= WORK ITEM =
Copy out the records below exactly as they appear.

= EXTRACTED ENTRIES =
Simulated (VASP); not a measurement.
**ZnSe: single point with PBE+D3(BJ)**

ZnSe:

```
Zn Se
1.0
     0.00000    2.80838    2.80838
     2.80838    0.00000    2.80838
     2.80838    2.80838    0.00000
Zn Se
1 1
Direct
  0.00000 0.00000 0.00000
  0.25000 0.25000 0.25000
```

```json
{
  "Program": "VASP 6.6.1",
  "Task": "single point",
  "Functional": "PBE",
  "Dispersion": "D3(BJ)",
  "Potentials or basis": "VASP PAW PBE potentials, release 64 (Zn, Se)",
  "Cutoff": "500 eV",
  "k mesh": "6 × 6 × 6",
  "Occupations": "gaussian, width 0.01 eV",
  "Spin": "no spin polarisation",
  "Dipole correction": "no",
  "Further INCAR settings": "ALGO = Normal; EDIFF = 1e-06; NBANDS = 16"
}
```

= EXERCISE OUTPUT =
Simulated (VASP); not a measurement.
**ZnSe: single point with PBE+D3(BJ)**

ZnSe:

```
Zn Se
1.0
     0.00000    2.80838    2.80838
     2.80838    0.00000    2.80838
     2.80838    2.80838    0.00000
Zn Se
1 1
Direct
  0.00000 0.00000 0.00000
  0.25000 0.25000 0.25000
```

```json
{
  "Program": "VASP 6.6.1",
  "Task": "single point",
  "Functional": "PBE",
  "Dispersion": "D3(BJ)",
  "Potentials or basis": "VASP PAW PBE potentials, release 64 (Zn, Se)",
  "Cutoff": "500 eV",
  "k mesh": "6 × 6 × 6",
  "Occupations": "gaussian, width 0.01 eV",
  "Spin": "no spin polarisation",
  "Dipole correction": "no",
  "Further INCAR settings": "ALGO = Normal; EDIFF = 1e-06; NBANDS = 16"
}
```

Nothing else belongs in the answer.